▸ **Data excerpts**
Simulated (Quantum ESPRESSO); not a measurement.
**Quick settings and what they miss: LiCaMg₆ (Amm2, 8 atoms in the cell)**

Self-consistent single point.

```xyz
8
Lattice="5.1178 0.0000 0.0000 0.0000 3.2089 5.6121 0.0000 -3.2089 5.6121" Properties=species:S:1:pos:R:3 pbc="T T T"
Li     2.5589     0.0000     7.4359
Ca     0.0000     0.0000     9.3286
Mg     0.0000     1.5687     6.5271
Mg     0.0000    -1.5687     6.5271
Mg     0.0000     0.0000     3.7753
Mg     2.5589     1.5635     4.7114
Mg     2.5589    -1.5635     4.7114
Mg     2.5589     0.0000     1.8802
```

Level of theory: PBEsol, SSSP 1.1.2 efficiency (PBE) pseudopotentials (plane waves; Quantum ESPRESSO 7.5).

▸ **Work order**
Please return all of the entries shown above, exactly as they stand.

▸ **Answer section**
Simulated (Quantum ESPRESSO); not a measurement.
**Quick settings and what they miss: LiCaMg₆ (Amm2, 8 atoms in the cell)**

Self-consistent single point.

```xyz
8
Lattice="5.1178 0.0000 0.0000 0.0000 3.2089 5.6121 0.0000 -3.2089 5.6121" Properties=species:S:1:pos:R:3 pbc="T T T"
Li     2.5589     0.0000     7.4359
Ca     0.0000     0.0000     9.3286
Mg     0.0000     1.5687     6.5271
Mg     0.0000    -1.5687     6.5271
Mg     0.0000     0.0000     3.7753
Mg     2.5589     1.5635     4.7114
Mg     2.5589    -1.5635     4.7114
Mg     2.5589     0.0000     1.8802
```

Level of theory: PBEsol, SSSP 1.1.2 efficiency (PBE) pseudopotentials (plane waves; Quantum ESPRESSO 7.5).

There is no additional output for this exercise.